■ Requirement ■
Restate the opening lines of the material below word for word, stopping after the line that contains "Q: Name a neutral".

= Beginning of Section =

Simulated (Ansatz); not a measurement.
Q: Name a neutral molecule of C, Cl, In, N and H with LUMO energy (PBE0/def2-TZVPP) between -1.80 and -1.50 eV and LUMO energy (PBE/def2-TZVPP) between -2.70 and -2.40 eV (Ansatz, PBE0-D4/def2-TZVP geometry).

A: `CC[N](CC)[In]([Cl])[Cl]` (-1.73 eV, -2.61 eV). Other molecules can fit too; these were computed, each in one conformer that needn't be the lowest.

= End of Section =

■ Expected answer ■
Simulated (Ansatz); not a measurement.
Q: Name a neutral molecule of C, Cl, In, N and H with LUMO energy (PBE0/def2-TZVPP) between -1.80 and -1.50 eV and LUMO energy (PBE/def2-TZVPP) between -2.70 and -2.40 eV (Ansatz, PBE0-D4/def2-TZVP geometry).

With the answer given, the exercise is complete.